• • • •
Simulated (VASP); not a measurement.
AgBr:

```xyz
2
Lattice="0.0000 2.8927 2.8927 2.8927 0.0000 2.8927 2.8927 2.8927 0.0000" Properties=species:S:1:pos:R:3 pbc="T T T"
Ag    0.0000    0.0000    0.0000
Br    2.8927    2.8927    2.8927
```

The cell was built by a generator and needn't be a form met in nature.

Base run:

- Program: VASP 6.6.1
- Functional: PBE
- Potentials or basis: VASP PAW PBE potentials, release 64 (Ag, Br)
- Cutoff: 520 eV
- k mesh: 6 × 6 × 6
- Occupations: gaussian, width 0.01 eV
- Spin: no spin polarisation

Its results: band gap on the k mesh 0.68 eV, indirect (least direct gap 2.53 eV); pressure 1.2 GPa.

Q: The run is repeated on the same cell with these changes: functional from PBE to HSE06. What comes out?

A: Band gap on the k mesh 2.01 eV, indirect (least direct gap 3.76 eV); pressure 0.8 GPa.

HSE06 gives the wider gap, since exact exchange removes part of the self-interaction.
• • • •

**Work task**
Please print the listing exactly, keeping each line as it is.

**Solution**
Simulated (VASP); not a measurement.
AgBr:

```xyz
2
Lattice="0.0000 2.8927 2.8927 2.8927 0.0000 2.8927 2.8927 2.8927 0.0000" Properties=species:S:1:pos:R:3 pbc="T T T"
Ag    0.0000    0.0000    0.0000
Br    2.8927    2.8927    2.8927
```

The cell was built by a generator and needn't be a form met in nature.

Base run:

- Program: VASP 6.6.1
- Functional: PBE
- Potentials or basis: VASP PAW PBE potentials, release 64 (Ag, Br)
- Cutoff: 520 eV
- k mesh: 6 × 6 × 6
- Occupations: gaussian, width 0.01 eV
- Spin: no spin polarisation

Its results: band gap on the k mesh 0.68 eV, indirect (least direct gap 2.53 eV); pressure 1.2 GPa.

Q: The run is repeated on the same cell with these changes: functional from PBE to HSE06. What comes out?

A: Band gap on the k mesh 2.01 eV, indirect (least direct gap 3.76 eV); pressure 0.8 GPa.

HSE06 gives the wider gap, since exact exchange removes part of the self-interaction.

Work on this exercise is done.